| Required action |
Write out the full listing again, exactly as it stands.

| Extracted entries |
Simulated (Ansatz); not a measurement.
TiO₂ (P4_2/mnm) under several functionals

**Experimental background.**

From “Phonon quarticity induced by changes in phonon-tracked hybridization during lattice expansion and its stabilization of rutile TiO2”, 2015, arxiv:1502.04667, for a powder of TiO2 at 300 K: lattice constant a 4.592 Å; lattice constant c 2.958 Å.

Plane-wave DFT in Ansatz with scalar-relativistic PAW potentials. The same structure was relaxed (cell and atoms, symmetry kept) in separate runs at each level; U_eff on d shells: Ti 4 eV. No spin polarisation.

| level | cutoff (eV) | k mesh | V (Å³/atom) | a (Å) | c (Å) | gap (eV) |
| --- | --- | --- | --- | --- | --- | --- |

| Task output |
Simulated (Ansatz); not a measurement.
TiO₂ (P4_2/mnm) under several functionals

**Experimental background.**

From “Phonon quarticity induced by changes in phonon-tracked hybridization during lattice expansion and its stabilization of rutile TiO2”, 2015, arxiv:1502.04667, for a powder of TiO2 at 300 K: lattice constant a 4.592 Å; lattice constant c 2.958 Å.

Plane-wave DFT in Ansatz with scalar-relativistic PAW potentials. The same structure was relaxed (cell and atoms, symmetry kept) in separate runs at each level; U_eff on d shells: Ti 4 eV. No spin polarisation.

| level | cutoff (eV) | k mesh | V (Å³/atom) | a (Å) | c (Å) | gap (eV) |
| --- | --- | --- | --- | --- | --- | --- |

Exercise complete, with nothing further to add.